• **Required action**
Copying exactly, give the lines in the material below from the one with "A classical potential" to the one with "This run is", ends included, and nothing besides.

• **Dataset excerpts**
=== Section Start ===

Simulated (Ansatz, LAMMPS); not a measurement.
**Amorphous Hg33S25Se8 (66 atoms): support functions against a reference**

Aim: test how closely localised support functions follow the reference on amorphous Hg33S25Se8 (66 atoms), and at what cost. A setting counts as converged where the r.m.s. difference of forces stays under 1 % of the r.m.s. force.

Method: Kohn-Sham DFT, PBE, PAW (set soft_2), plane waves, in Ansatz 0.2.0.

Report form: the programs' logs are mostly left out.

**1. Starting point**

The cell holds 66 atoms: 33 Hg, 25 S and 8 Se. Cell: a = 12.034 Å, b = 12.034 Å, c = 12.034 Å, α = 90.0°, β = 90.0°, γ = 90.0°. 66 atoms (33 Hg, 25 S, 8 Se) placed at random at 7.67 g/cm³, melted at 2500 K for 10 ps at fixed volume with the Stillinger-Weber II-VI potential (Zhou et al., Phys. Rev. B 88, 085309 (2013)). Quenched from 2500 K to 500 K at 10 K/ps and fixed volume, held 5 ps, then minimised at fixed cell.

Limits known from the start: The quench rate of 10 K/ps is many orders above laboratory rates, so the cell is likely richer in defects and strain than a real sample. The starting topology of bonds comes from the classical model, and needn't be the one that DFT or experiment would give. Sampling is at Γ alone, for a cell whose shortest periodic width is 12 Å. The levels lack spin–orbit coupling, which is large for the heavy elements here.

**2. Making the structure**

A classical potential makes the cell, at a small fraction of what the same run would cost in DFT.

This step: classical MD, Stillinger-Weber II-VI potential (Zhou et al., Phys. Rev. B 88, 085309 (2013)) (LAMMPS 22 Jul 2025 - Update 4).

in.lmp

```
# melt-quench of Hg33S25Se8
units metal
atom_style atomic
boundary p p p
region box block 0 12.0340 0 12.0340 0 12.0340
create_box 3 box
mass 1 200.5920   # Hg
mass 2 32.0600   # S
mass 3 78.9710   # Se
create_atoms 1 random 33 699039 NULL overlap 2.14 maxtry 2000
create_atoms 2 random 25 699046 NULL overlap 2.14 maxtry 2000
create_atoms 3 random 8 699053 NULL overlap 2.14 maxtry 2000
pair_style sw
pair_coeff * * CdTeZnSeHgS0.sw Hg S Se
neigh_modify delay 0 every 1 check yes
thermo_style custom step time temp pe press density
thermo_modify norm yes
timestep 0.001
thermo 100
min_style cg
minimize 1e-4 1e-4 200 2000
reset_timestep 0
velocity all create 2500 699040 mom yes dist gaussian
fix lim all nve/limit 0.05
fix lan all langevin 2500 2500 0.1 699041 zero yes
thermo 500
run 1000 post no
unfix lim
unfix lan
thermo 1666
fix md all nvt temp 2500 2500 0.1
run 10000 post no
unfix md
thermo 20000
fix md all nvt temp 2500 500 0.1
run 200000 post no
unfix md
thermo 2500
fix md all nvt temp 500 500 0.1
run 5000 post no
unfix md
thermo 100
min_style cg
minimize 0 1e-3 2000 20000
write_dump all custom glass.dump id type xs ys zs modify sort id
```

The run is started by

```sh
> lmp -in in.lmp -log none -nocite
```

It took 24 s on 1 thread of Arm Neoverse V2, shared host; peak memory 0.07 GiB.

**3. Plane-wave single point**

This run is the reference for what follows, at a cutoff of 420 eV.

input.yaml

=== Section End ===

• **Exercise result**
A classical potential makes the cell, at a small fraction of what the same run would cost in DFT.

This step: classical MD, Stillinger-Weber II-VI potential (Zhou et al., Phys. Rev. B 88, 085309 (2013)) (LAMMPS 22 Jul 2025 - Update 4).

in.lmp

```
# melt-quench of Hg33S25Se8
units metal
atom_style atomic
boundary p p p
region box block 0 12.0340 0 12.0340 0 12.0340
create_box 3 box
mass 1 200.5920   # Hg
mass 2 32.0600   # S
mass 3 78.9710   # Se
create_atoms 1 random 33 699039 NULL overlap 2.14 maxtry 2000
create_atoms 2 random 25 699046 NULL overlap 2.14 maxtry 2000
create_atoms 3 random 8 699053 NULL overlap 2.14 maxtry 2000
pair_style sw
pair_coeff * * CdTeZnSeHgS0.sw Hg S Se
neigh_modify delay 0 every 1 check yes
thermo_style custom step time temp pe press density
thermo_modify norm yes
timestep 0.001
thermo 100
min_style cg
minimize 1e-4 1e-4 200 2000
reset_timestep 0
velocity all create 2500 699040 mom yes dist gaussian
fix lim all nve/limit 0.05
fix lan all langevin 2500 2500 0.1 699041 zero yes
thermo 500
run 1000 post no
unfix lim
unfix lan
thermo 1666
fix md all nvt temp 2500 2500 0.1
run 10000 post no
unfix md
thermo 20000
fix md all nvt temp 2500 500 0.1
run 200000 post no
unfix md
thermo 2500
fix md all nvt temp 500 500 0.1
run 5000 post no
unfix md
thermo 100
min_style cg
minimize 0 1e-3 2000 20000
write_dump all custom glass.dump id type xs ys zs modify sort id
```

The run is started by

```sh
> lmp -in in.lmp -log none -nocite
```

It took 24 s on 1 thread of Arm Neoverse V2, shared host; peak memory 0.07 GiB.

**3. Plane-wave single point**

This run is the reference for what follows, at a cutoff of 420 eV.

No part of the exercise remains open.